Excerpted data:
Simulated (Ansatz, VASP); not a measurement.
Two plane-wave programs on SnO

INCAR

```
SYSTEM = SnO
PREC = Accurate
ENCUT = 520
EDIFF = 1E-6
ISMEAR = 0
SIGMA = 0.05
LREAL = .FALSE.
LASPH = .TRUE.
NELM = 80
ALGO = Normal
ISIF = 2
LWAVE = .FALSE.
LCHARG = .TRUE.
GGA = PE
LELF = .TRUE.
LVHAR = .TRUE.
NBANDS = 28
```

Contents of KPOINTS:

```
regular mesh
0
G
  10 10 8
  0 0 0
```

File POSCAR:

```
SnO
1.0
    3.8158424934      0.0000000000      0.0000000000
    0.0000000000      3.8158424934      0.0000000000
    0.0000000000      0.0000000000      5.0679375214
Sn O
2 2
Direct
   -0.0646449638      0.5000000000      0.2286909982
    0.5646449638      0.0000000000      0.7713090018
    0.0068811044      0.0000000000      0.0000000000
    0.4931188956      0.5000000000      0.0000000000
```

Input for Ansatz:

Assigned task: Line by line, output the records exactly as given.

Answer area:
Simulated (Ansatz, VASP); not a measurement.
Two plane-wave programs on SnO

INCAR

```
SYSTEM = SnO
PREC = Accurate
ENCUT = 520
EDIFF = 1E-6
ISMEAR = 0
SIGMA = 0.05
LREAL = .FALSE.
LASPH = .TRUE.
NELM = 80
ALGO = Normal
ISIF = 2
LWAVE = .FALSE.
LCHARG = .TRUE.
GGA = PE
LELF = .TRUE.
LVHAR = .TRUE.
NBANDS = 28
```

Contents of KPOINTS:

```
regular mesh
0
G
  10 10 8
  0 0 0
```

File POSCAR:

```
SnO
1.0
    3.8158424934      0.0000000000      0.0000000000
    0.0000000000      3.8158424934      0.0000000000
    0.0000000000      0.0000000000      5.0679375214
Sn O
2 2
Direct
   -0.0646449638      0.5000000000      0.2286909982
    0.5646449638      0.0000000000      0.7713090018
    0.0068811044      0.0000000000      0.0000000000
    0.4931188956      0.5000000000      0.0000000000
```

Input for Ansatz:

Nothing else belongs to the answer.